****************************************

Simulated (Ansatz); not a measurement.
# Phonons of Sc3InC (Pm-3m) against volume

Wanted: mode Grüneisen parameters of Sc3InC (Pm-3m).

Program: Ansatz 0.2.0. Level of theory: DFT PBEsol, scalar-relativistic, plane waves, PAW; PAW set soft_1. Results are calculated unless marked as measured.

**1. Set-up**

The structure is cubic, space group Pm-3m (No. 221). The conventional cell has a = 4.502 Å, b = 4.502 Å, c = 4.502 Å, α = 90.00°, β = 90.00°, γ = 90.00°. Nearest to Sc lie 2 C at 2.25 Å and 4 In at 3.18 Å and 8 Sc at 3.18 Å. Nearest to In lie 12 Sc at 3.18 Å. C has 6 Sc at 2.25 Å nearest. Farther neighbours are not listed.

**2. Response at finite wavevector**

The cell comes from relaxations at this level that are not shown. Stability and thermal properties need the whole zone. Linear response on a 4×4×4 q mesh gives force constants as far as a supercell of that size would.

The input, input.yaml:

****************************************

Exercise:
Output each line exactly, from the first line of the data down to the line that contains "The cell comes", both included.

Solution:
Simulated (Ansatz); not a measurement.
# Phonons of Sc3InC (Pm-3m) against volume

Wanted: mode Grüneisen parameters of Sc3InC (Pm-3m).

Program: Ansatz 0.2.0. Level of theory: DFT PBEsol, scalar-relativistic, plane waves, PAW; PAW set soft_1. Results are calculated unless marked as measured.

**1. Set-up**

The structure is cubic, space group Pm-3m (No. 221). The conventional cell has a = 4.502 Å, b = 4.502 Å, c = 4.502 Å, α = 90.00°, β = 90.00°, γ = 90.00°. Nearest to Sc lie 2 C at 2.25 Å and 4 In at 3.18 Å and 8 Sc at 3.18 Å. Nearest to In lie 12 Sc at 3.18 Å. C has 6 Sc at 2.25 Å nearest. Farther neighbours are not listed.

**2. Response at finite wavevector**

The cell comes from relaxations at this level that are not shown. Stability and thermal properties need the whole zone. Linear response on a 4×4×4 q mesh gives force constants as far as a supercell of that size would.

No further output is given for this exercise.